**Brief:** Will you return, word for word, only the lines from the top of the data below down to and including the one with "Answer. The most"?

**Entries provided:**
☆ ☆ ☆ ☆
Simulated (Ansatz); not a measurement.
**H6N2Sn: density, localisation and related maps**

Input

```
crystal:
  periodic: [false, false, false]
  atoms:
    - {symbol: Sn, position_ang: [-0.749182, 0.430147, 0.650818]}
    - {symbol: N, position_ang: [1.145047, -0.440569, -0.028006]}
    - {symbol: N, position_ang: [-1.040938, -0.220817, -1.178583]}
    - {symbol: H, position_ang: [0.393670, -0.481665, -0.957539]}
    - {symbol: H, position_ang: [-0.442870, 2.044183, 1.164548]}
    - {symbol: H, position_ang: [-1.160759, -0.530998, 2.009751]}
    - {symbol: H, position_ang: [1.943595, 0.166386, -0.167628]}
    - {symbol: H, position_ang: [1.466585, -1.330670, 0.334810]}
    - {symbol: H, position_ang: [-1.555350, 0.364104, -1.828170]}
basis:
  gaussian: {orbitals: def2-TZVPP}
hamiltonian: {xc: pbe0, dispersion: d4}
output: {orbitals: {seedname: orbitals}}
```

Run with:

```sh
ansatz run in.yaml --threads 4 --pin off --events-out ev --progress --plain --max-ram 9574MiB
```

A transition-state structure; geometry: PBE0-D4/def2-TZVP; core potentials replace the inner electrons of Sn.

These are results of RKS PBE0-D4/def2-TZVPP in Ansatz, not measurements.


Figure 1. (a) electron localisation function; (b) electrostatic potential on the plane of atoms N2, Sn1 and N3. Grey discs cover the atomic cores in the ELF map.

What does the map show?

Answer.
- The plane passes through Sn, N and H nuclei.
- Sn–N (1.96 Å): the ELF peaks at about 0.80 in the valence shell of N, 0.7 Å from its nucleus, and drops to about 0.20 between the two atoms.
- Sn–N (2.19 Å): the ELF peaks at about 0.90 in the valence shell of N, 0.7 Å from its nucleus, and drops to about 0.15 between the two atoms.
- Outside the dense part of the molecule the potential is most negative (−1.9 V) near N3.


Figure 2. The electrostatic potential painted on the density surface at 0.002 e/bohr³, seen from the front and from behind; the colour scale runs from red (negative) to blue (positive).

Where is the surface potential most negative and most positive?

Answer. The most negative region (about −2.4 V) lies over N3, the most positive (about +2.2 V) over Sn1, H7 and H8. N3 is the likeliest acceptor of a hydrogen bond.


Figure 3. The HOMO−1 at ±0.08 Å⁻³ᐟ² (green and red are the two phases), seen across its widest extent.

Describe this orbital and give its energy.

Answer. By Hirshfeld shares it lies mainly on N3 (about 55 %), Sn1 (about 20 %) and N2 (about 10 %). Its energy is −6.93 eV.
☆ ☆ ☆ ☆

**Written answer:**
Simulated (Ansatz); not a measurement.
**H6N2Sn: density, localisation and related maps**

Input

```
crystal:
  periodic: [false, false, false]
  atoms:
    - {symbol: Sn, position_ang: [-0.749182, 0.430147, 0.650818]}
    - {symbol: N, position_ang: [1.145047, -0.440569, -0.028006]}
    - {symbol: N, position_ang: [-1.040938, -0.220817, -1.178583]}
    - {symbol: H, position_ang: [0.393670, -0.481665, -0.957539]}
    - {symbol: H, position_ang: [-0.442870, 2.044183, 1.164548]}
    - {symbol: H, position_ang: [-1.160759, -0.530998, 2.009751]}
    - {symbol: H, position_ang: [1.943595, 0.166386, -0.167628]}
    - {symbol: H, position_ang: [1.466585, -1.330670, 0.334810]}
    - {symbol: H, position_ang: [-1.555350, 0.364104, -1.828170]}
basis:
  gaussian: {orbitals: def2-TZVPP}
hamiltonian: {xc: pbe0, dispersion: d4}
output: {orbitals: {seedname: orbitals}}
```

Run with:

```sh
ansatz run in.yaml --threads 4 --pin off --events-out ev --progress --plain --max-ram 9574MiB
```

A transition-state structure; geometry: PBE0-D4/def2-TZVP; core potentials replace the inner electrons of Sn.

These are results of RKS PBE0-D4/def2-TZVPP in Ansatz, not measurements.


Figure 1. (a) electron localisation function; (b) electrostatic potential on the plane of atoms N2, Sn1 and N3. Grey discs cover the atomic cores in the ELF map.

What does the map show?

Answer.
- The plane passes through Sn, N and H nuclei.
- Sn–N (1.96 Å): the ELF peaks at about 0.80 in the valence shell of N, 0.7 Å from its nucleus, and drops to about 0.20 between the two atoms.
- Sn–N (2.19 Å): the ELF peaks at about 0.90 in the valence shell of N, 0.7 Å from its nucleus, and drops to about 0.15 between the two atoms.
- Outside the dense part of the molecule the potential is most negative (−1.9 V) near N3.


Figure 2. The electrostatic potential painted on the density surface at 0.002 e/bohr³, seen from the front and from behind; the colour scale runs from red (negative) to blue (positive).

Where is the surface potential most negative and most positive?

Answer. The most negative region (about −2.4 V) lies over N3, the most positive (about +2.2 V) over Sn1, H7 and H8. N3 is the likeliest acceptor of a hydrogen bond.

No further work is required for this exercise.